Available data —
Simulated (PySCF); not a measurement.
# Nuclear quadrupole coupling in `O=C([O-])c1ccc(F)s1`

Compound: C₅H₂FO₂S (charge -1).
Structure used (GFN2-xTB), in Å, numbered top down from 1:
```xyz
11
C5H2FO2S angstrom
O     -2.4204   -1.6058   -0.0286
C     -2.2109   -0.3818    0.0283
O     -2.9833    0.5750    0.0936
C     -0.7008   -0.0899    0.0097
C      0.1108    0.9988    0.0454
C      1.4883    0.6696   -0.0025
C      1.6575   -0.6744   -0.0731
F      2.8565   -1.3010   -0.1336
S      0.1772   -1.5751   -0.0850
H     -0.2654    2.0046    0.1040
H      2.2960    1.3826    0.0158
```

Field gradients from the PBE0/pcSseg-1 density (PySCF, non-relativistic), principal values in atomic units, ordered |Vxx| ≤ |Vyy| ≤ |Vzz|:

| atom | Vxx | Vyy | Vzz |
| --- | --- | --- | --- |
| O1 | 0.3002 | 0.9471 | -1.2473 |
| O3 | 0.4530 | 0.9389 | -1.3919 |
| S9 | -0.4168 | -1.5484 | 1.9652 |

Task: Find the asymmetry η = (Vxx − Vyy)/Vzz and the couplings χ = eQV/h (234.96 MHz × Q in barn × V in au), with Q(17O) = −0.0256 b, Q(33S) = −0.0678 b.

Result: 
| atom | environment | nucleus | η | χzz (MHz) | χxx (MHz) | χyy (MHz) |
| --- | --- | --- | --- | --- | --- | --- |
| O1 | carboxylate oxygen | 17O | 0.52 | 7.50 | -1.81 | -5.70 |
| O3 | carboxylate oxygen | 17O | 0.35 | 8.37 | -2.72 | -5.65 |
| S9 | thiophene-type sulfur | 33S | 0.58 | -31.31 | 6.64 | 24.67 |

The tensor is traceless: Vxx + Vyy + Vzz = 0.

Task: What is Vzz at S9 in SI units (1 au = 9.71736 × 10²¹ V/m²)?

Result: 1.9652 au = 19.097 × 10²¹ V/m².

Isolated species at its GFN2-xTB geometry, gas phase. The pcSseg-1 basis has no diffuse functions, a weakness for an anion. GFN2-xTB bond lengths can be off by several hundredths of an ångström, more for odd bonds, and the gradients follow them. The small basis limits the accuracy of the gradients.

Exercise —
Would you please write out, exactly and with no other lines, the stretch of the listing above from the line containing "-2.72 | -5.65 |" through the line containing "Result: 1.9652 au = 19.097 × 10²¹ V/m²."?

Answer space —
| O3 | carboxylate oxygen | 17O | 0.35 | 8.37 | -2.72 | -5.65 |
| S9 | thiophene-type sulfur | 33S | 0.58 | -31.31 | 6.64 | 24.67 |

The tensor is traceless: Vxx + Vyy + Vzz = 0.

Task: What is Vzz at S9 in SI units (1 au = 9.71736 × 10²¹ V/m²)?

Result: 1.9652 au = 19.097 × 10²¹ V/m².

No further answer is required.